**TASK ITEM:** Below are records; reproduce exactly the lines from the one that has "Cutoff: 600 eV" through the one that has "It took 7.9", ends included, and nothing more.

┄┄┄┄┄┄┄┄┄┄┄┄┄┄┄┄┄┄┄┄
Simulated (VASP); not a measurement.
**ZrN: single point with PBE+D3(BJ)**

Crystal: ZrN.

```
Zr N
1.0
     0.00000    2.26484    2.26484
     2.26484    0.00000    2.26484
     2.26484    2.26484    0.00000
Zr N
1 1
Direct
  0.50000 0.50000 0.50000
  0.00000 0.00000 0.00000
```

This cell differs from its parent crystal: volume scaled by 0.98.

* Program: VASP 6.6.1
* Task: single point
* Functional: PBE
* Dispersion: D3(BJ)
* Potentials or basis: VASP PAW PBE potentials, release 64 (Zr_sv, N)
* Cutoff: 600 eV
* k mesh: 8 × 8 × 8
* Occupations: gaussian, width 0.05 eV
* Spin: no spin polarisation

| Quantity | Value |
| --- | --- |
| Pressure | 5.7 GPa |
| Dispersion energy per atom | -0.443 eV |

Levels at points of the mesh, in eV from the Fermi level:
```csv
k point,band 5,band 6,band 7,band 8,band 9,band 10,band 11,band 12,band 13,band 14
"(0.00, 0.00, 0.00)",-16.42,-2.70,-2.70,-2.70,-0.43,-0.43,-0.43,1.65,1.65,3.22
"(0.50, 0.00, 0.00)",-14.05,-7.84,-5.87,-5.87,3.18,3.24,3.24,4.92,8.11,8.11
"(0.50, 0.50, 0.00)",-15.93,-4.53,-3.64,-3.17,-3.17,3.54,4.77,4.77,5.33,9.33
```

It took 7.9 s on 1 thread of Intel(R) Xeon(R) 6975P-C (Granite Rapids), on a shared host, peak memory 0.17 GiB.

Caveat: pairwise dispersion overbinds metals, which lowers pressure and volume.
┄┄┄┄┄┄┄┄┄┄┄┄┄┄┄┄┄┄┄┄

**ANSWER SPACE:**
* Cutoff: 600 eV
* k mesh: 8 × 8 × 8
* Occupations: gaussian, width 0.05 eV
* Spin: no spin polarisation

| Quantity | Value |
| --- | --- |
| Pressure | 5.7 GPa |
| Dispersion energy per atom | -0.443 eV |

Levels at points of the mesh, in eV from the Fermi level:
```csv
k point,band 5,band 6,band 7,band 8,band 9,band 10,band 11,band 12,band 13,band 14
"(0.00, 0.00, 0.00)",-16.42,-2.70,-2.70,-2.70,-0.43,-0.43,-0.43,1.65,1.65,3.22
"(0.50, 0.00, 0.00)",-14.05,-7.84,-5.87,-5.87,3.18,3.24,3.24,4.92,8.11,8.11
"(0.50, 0.50, 0.00)",-15.93,-4.53,-3.64,-3.17,-3.17,3.54,4.77,4.77,5.33,9.33
```

It took 7.9 s on 1 thread of Intel(R) Xeon(R) 6975P-C (Granite Rapids), on a shared host, peak memory 0.17 GiB.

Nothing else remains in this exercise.